_Provided data_

++++++++

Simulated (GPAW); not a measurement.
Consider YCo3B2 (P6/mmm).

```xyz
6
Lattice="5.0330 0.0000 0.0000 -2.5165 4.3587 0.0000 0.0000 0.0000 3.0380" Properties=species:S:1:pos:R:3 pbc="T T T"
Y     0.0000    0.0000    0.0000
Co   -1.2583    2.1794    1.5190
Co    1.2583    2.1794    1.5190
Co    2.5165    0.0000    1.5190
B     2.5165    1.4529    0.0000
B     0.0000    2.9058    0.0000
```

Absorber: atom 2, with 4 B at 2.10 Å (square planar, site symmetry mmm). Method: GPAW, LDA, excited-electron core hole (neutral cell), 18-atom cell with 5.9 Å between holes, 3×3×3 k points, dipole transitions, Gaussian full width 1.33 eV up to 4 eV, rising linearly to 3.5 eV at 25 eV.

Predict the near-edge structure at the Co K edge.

++++++++

_Work task_
Starting at the top of the listing above, write out every line exactly as it appears.

_Task response_
Simulated (GPAW); not a measurement.
Consider YCo3B2 (P6/mmm).

```xyz
6
Lattice="5.0330 0.0000 0.0000 -2.5165 4.3587 0.0000 0.0000 0.0000 3.0380" Properties=species:S:1:pos:R:3 pbc="T T T"
Y     0.0000    0.0000    0.0000
Co   -1.2583    2.1794    1.5190
Co    1.2583    2.1794    1.5190
Co    2.5165    0.0000    1.5190
B     2.5165    1.4529    0.0000
B     0.0000    2.9058    0.0000
```

Absorber: atom 2, with 4 B at 2.10 Å (square planar, site symmetry mmm). Method: GPAW, LDA, excited-electron core hole (neutral cell), 18-atom cell with 5.9 Å between holes, 3×3×3 k points, dipole transitions, Gaussian full width 1.33 eV up to 4 eV, rising linearly to 3.5 eV at 25 eV.

Predict the near-edge structure at the Co K edge.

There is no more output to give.